= Beginning of Section =

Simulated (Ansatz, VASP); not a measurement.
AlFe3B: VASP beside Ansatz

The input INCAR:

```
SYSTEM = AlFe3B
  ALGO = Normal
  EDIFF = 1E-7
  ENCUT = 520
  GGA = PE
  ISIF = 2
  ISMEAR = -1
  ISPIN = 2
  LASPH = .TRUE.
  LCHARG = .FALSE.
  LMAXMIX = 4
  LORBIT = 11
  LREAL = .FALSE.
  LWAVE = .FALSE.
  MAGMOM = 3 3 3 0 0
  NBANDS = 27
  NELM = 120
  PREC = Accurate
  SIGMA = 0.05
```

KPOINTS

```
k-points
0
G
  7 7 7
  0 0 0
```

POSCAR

= End of Section =

TASK ITEM:
What is needed is an exact copy of all the data above.

SOLUTION:
Simulated (Ansatz, VASP); not a measurement.
AlFe3B: VASP beside Ansatz

The input INCAR:

```
SYSTEM = AlFe3B
  ALGO = Normal
  EDIFF = 1E-7
  ENCUT = 520
  GGA = PE
  ISIF = 2
  ISMEAR = -1
  ISPIN = 2
  LASPH = .TRUE.
  LCHARG = .FALSE.
  LMAXMIX = 4
  LORBIT = 11
  LREAL = .FALSE.
  LWAVE = .FALSE.
  MAGMOM = 3 3 3 0 0
  NBANDS = 27
  NELM = 120
  PREC = Accurate
  SIGMA = 0.05
```

KPOINTS

```
k-points
0
G
  7 7 7
  0 0 0
```

POSCAR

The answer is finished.